########################################

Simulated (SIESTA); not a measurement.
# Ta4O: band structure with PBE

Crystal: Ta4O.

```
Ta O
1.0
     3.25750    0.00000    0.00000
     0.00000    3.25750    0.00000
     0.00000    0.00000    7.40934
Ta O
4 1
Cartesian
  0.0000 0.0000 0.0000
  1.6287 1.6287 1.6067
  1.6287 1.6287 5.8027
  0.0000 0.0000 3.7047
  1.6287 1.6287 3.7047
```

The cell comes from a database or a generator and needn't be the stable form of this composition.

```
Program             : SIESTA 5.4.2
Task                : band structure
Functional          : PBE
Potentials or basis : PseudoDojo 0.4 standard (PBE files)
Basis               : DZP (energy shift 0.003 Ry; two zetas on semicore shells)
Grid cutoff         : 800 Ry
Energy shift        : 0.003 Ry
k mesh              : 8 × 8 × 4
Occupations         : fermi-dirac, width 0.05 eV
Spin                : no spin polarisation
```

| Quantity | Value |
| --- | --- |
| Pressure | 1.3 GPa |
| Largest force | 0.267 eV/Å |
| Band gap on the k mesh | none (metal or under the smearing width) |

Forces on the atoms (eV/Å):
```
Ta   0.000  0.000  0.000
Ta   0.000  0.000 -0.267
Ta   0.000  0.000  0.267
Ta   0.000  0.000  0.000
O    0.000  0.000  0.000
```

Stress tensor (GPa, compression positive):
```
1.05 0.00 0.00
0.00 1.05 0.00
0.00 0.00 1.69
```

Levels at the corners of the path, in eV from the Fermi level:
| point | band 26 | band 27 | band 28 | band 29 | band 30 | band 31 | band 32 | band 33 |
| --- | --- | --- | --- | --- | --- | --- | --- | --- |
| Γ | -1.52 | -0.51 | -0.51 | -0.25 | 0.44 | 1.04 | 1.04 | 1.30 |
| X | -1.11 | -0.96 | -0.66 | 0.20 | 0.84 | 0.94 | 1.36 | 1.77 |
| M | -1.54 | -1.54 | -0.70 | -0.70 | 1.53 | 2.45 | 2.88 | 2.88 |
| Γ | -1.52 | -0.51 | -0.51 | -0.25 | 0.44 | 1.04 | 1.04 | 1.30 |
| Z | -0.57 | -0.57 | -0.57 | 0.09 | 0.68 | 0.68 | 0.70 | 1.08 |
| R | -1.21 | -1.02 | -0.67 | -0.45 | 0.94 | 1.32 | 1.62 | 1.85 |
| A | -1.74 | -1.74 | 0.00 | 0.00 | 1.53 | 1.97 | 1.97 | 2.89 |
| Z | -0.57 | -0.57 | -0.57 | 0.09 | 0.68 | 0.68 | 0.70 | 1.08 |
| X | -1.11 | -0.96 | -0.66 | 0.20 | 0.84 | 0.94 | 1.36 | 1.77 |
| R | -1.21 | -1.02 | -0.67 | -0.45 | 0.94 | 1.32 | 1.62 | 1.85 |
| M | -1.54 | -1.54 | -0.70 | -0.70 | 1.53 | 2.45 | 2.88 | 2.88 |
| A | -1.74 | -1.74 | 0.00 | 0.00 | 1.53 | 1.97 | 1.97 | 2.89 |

########################################

* _ASSIGNED TASK_: Exactly as written, reproduce the lines of the data above from the first line through the line where "Quantity | Value |" appears.

* _ANSWER SECTION_:
Simulated (SIESTA); not a measurement.
# Ta4O: band structure with PBE

Crystal: Ta4O.

```
Ta O
1.0
     3.25750    0.00000    0.00000
     0.00000    3.25750    0.00000
     0.00000    0.00000    7.40934
Ta O
4 1
Cartesian
  0.0000 0.0000 0.0000
  1.6287 1.6287 1.6067
  1.6287 1.6287 5.8027
  0.0000 0.0000 3.7047
  1.6287 1.6287 3.7047
```

The cell comes from a database or a generator and needn't be the stable form of this composition.

```
Program             : SIESTA 5.4.2
Task                : band structure
Functional          : PBE
Potentials or basis : PseudoDojo 0.4 standard (PBE files)
Basis               : DZP (energy shift 0.003 Ry; two zetas on semicore shells)
Grid cutoff         : 800 Ry
Energy shift        : 0.003 Ry
k mesh              : 8 × 8 × 4
Occupations         : fermi-dirac, width 0.05 eV
Spin                : no spin polarisation
```

| Quantity | Value |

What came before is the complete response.